# STORED DATA
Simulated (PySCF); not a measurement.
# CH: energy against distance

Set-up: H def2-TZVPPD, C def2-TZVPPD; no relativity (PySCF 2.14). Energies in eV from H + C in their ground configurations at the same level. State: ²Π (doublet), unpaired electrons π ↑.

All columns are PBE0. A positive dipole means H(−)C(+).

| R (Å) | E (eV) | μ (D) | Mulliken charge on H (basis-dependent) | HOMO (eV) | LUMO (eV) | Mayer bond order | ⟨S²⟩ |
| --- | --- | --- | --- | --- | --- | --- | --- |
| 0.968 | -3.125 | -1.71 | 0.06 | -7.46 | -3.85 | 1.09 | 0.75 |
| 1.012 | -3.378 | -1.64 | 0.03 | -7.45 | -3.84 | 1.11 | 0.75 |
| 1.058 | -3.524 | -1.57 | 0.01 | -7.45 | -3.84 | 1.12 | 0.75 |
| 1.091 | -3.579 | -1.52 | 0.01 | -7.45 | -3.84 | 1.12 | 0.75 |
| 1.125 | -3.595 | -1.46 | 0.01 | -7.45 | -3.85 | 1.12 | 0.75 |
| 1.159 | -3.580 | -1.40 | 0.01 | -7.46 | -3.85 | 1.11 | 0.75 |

# WORK INSTRUCTION
Reproduce the whole listing above, word for word.

# EXPECTED ANSWER
Simulated (PySCF); not a measurement.
# CH: energy against distance

Set-up: H def2-TZVPPD, C def2-TZVPPD; no relativity (PySCF 2.14). Energies in eV from H + C in their ground configurations at the same level. State: ²Π (doublet), unpaired electrons π ↑.

All columns are PBE0. A positive dipole means H(−)C(+).

| R (Å) | E (eV) | μ (D) | Mulliken charge on H (basis-dependent) | HOMO (eV) | LUMO (eV) | Mayer bond order | ⟨S²⟩ |
| --- | --- | --- | --- | --- | --- | --- | --- |
| 0.968 | -3.125 | -1.71 | 0.06 | -7.46 | -3.85 | 1.09 | 0.75 |
| 1.012 | -3.378 | -1.64 | 0.03 | -7.45 | -3.84 | 1.11 | 0.75 |
| 1.058 | -3.524 | -1.57 | 0.01 | -7.45 | -3.84 | 1.12 | 0.75 |
| 1.091 | -3.579 | -1.52 | 0.01 | -7.45 | -3.84 | 1.12 | 0.75 |
| 1.125 | -3.595 | -1.46 | 0.01 | -7.45 | -3.85 | 1.12 | 0.75 |
| 1.159 | -3.580 | -1.40 | 0.01 | -7.46 | -3.85 | 1.11 | 0.75 |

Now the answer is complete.